================================

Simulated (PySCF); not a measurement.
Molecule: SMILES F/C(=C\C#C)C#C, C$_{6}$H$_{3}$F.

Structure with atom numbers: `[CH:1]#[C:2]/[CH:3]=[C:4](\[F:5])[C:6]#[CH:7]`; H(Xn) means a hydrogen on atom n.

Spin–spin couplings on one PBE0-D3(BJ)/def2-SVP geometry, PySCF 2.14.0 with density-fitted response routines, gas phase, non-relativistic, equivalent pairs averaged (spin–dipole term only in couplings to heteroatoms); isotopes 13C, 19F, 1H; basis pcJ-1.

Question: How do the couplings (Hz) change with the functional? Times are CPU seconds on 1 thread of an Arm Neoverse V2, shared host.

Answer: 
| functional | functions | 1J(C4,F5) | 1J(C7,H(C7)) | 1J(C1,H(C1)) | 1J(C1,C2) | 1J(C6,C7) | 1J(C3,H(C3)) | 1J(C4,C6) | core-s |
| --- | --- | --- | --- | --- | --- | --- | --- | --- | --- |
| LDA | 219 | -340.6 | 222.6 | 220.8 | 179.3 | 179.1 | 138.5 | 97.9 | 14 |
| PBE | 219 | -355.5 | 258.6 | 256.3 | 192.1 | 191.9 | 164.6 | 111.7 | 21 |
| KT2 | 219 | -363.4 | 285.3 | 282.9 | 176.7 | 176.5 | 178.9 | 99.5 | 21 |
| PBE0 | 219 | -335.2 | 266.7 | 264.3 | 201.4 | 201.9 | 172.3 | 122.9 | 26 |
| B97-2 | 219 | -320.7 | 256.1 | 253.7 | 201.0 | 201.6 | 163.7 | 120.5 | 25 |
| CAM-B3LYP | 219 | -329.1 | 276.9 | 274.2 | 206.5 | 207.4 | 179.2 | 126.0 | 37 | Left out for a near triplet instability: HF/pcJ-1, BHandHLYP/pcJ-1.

================================

■ Work request: Beginning with the line containing "99.5 | 21 |" and ending with the line containing "120.5 | 25 |", extract those lines exactly from the listing above, and only those.

■ Expected answer:
| KT2 | 219 | -363.4 | 285.3 | 282.9 | 176.7 | 176.5 | 178.9 | 99.5 | 21 |
| PBE0 | 219 | -335.2 | 266.7 | 264.3 | 201.4 | 201.9 | 172.3 | 122.9 | 26 |
| B97-2 | 219 | -320.7 | 256.1 | 253.7 | 201.0 | 201.6 | 163.7 | 120.5 | 25 |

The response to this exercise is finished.